• [Records shown]
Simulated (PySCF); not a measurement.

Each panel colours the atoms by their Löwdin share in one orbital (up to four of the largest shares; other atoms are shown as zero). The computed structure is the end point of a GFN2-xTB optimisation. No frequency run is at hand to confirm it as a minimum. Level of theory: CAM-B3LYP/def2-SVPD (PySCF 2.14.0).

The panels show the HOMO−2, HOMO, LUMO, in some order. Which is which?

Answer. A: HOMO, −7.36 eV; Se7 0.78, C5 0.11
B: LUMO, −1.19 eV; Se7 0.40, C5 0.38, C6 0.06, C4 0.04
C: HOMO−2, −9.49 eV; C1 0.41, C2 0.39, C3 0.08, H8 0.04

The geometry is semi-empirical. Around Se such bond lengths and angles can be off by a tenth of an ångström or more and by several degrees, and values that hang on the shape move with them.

• [Work task]
All entries must be repeated exactly.

• [Task result]
Simulated (PySCF); not a measurement.

Each panel colours the atoms by their Löwdin share in one orbital (up to four of the largest shares; other atoms are shown as zero). The computed structure is the end point of a GFN2-xTB optimisation. No frequency run is at hand to confirm it as a minimum. Level of theory: CAM-B3LYP/def2-SVPD (PySCF 2.14.0).

The panels show the HOMO−2, HOMO, LUMO, in some order. Which is which?

Answer. A: HOMO, −7.36 eV; Se7 0.78, C5 0.11
B: LUMO, −1.19 eV; Se7 0.40, C5 0.38, C6 0.06, C4 0.04
C: HOMO−2, −9.49 eV; C1 0.41, C2 0.39, C3 0.08, H8 0.04

The geometry is semi-empirical. Around Se such bond lengths and angles can be off by a tenth of an ångström or more and by several degrees, and values that hang on the shape move with them.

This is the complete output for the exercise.